—————

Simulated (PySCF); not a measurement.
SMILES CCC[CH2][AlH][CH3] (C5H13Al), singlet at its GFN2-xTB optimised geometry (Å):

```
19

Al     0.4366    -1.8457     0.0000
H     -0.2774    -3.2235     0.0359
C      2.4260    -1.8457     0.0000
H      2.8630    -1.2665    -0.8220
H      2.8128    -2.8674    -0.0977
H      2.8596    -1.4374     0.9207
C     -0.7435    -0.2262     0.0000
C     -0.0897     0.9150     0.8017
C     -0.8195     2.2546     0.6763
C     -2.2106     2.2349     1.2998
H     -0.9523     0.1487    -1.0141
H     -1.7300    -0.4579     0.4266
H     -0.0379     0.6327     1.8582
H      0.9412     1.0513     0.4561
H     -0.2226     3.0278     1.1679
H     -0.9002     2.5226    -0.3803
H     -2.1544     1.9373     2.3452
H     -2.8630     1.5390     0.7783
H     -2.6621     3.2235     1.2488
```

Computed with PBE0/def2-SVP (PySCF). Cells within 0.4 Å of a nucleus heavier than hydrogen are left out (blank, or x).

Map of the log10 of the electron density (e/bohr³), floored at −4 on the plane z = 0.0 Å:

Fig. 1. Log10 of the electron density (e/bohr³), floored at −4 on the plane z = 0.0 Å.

—————

From the records above, print only the lines between the one holding "Computed with PBE0/def2-SVP" and the one holding "Map of the log10", inclusive, exactly as they stand.

Computed with PBE0/def2-SVP (PySCF). Cells within 0.4 Å of a nucleus heavier than hydrogen are left out (blank, or x).

Map of the log10 of the electron density (e/bohr³), floored at −4 on the plane z = 0.0 Å:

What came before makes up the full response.